Work item:
Transcribe exactly the first line of the listing below and each line that follows it, ending with the line that contains "(2) a = 5.811", and omit the remainder.

—————

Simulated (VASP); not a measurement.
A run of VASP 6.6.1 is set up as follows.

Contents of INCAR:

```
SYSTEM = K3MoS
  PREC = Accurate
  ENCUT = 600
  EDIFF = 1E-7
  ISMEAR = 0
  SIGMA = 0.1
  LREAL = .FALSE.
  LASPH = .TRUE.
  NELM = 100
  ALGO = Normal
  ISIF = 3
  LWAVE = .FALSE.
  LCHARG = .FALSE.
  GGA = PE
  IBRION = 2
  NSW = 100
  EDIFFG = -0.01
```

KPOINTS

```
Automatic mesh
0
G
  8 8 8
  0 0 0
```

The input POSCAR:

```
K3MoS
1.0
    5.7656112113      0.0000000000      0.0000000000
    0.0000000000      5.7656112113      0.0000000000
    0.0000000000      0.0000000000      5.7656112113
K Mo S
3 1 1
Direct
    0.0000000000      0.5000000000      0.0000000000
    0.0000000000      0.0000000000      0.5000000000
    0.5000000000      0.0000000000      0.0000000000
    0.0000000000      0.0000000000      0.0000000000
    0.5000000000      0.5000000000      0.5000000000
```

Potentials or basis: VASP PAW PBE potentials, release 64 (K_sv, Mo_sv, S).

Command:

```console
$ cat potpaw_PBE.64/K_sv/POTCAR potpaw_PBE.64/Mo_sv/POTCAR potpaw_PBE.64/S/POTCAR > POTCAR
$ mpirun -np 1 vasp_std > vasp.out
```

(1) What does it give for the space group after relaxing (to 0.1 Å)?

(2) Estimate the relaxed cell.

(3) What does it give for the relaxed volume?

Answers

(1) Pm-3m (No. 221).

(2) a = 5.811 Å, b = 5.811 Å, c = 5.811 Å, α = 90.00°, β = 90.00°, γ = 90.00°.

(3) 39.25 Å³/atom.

—————

Written response:
Simulated (VASP); not a measurement.
A run of VASP 6.6.1 is set up as follows.

Contents of INCAR:

```
SYSTEM = K3MoS
  PREC = Accurate
  ENCUT = 600
  EDIFF = 1E-7
  ISMEAR = 0
  SIGMA = 0.1
  LREAL = .FALSE.
  LASPH = .TRUE.
  NELM = 100
  ALGO = Normal
  ISIF = 3
  LWAVE = .FALSE.
  LCHARG = .FALSE.
  GGA = PE
  IBRION = 2
  NSW = 100
  EDIFFG = -0.01
```

KPOINTS

```
Automatic mesh
0
G
  8 8 8
  0 0 0
```

The input POSCAR:

```
K3MoS
1.0
    5.7656112113      0.0000000000      0.0000000000
    0.0000000000      5.7656112113      0.0000000000
    0.0000000000      0.0000000000      5.7656112113
K Mo S
3 1 1
Direct
    0.0000000000      0.5000000000      0.0000000000
    0.0000000000      0.0000000000      0.5000000000
    0.5000000000      0.0000000000      0.0000000000
    0.0000000000      0.0000000000      0.0000000000
    0.5000000000      0.5000000000      0.5000000000
```

Potentials or basis: VASP PAW PBE potentials, release 64 (K_sv, Mo_sv, S).

Command:

```console
$ cat potpaw_PBE.64/K_sv/POTCAR potpaw_PBE.64/Mo_sv/POTCAR potpaw_PBE.64/S/POTCAR > POTCAR
$ mpirun -np 1 vasp_std > vasp.out
```

(1) What does it give for the space group after relaxing (to 0.1 Å)?

(2) Estimate the relaxed cell.

(3) What does it give for the relaxed volume?

Answers

(1) Pm-3m (No. 221).

(2) a = 5.811 Å, b = 5.811 Å, c = 5.811 Å, α = 90.00°, β = 90.00°, γ = 90.00°.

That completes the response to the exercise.